#### Data records:
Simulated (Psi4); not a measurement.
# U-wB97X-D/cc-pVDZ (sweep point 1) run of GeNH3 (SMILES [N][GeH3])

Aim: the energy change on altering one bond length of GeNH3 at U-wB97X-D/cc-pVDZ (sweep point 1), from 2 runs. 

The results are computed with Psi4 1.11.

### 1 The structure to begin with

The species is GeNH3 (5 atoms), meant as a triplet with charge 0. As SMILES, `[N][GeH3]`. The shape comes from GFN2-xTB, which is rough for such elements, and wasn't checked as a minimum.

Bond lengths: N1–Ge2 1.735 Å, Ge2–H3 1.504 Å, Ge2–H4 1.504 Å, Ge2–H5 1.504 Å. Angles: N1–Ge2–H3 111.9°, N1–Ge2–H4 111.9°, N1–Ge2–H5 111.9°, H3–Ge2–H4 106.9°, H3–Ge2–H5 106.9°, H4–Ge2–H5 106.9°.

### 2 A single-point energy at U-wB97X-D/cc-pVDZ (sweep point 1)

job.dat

#### Task item:
Output all of the records, keeping every word exact.

#### Written answer:
Simulated (Psi4); not a measurement.
# U-wB97X-D/cc-pVDZ (sweep point 1) run of GeNH3 (SMILES [N][GeH3])

Aim: the energy change on altering one bond length of GeNH3 at U-wB97X-D/cc-pVDZ (sweep point 1), from 2 runs. 

The results are computed with Psi4 1.11.

### 1 The structure to begin with

The species is GeNH3 (5 atoms), meant as a triplet with charge 0. As SMILES, `[N][GeH3]`. The shape comes from GFN2-xTB, which is rough for such elements, and wasn't checked as a minimum.

Bond lengths: N1–Ge2 1.735 Å, Ge2–H3 1.504 Å, Ge2–H4 1.504 Å, Ge2–H5 1.504 Å. Angles: N1–Ge2–H3 111.9°, N1–Ge2–H4 111.9°, N1–Ge2–H5 111.9°, H3–Ge2–H4 106.9°, H3–Ge2–H5 106.9°, H4–Ge2–H5 106.9°.

### 2 A single-point energy at U-wB97X-D/cc-pVDZ (sweep point 1)

job.dat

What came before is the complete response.